Records provided →
'''
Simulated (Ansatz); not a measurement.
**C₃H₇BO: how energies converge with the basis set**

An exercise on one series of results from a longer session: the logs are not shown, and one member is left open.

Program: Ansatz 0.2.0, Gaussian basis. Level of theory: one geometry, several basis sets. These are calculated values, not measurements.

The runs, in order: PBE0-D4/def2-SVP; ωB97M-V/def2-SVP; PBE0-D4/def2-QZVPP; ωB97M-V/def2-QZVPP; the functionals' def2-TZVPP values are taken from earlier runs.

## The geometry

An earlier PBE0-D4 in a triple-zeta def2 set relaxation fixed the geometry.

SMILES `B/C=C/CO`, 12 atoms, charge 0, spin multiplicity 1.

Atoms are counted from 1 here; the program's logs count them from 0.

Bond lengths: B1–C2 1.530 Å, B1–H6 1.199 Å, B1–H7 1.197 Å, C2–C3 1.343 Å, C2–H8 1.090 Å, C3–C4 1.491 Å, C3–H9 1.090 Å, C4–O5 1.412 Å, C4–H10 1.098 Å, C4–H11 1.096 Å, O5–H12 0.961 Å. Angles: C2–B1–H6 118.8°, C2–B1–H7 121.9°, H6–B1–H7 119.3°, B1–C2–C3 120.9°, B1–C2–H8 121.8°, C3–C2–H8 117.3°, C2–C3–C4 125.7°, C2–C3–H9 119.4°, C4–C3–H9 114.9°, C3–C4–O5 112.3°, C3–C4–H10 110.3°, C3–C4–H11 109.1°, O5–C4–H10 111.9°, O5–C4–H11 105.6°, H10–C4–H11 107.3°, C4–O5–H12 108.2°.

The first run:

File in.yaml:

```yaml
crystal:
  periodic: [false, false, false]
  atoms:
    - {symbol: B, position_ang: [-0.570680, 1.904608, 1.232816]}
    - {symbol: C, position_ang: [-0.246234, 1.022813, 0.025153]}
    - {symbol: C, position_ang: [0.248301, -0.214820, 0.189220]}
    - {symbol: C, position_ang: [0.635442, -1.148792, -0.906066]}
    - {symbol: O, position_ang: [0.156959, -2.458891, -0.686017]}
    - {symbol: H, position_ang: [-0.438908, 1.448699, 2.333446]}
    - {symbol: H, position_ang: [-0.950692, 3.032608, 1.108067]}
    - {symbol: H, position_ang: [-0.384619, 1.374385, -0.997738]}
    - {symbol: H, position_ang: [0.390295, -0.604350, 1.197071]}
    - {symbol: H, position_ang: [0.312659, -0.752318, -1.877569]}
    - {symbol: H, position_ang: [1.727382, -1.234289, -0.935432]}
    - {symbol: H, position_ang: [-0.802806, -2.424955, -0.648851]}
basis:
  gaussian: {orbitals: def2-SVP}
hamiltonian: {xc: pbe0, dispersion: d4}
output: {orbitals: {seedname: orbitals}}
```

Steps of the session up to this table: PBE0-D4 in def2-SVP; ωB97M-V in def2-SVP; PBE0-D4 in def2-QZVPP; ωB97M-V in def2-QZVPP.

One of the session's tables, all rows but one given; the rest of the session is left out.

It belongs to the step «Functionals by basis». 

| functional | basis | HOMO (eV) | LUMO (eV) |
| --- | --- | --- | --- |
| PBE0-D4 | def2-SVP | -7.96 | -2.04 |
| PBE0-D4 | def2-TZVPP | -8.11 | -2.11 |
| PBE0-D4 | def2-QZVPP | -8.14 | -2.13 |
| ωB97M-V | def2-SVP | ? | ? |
'''

Activity → A verbatim transcription is required: the first line of the listing, the line containing "Program: Ansatz 0.2.0, Gaussian", and every line between them.

Written answer →
Simulated (Ansatz); not a measurement.
**C₃H₇BO: how energies converge with the basis set**

An exercise on one series of results from a longer session: the logs are not shown, and one member is left open.

Program: Ansatz 0.2.0, Gaussian basis. Level of theory: one geometry, several basis sets. These are calculated values, not measurements.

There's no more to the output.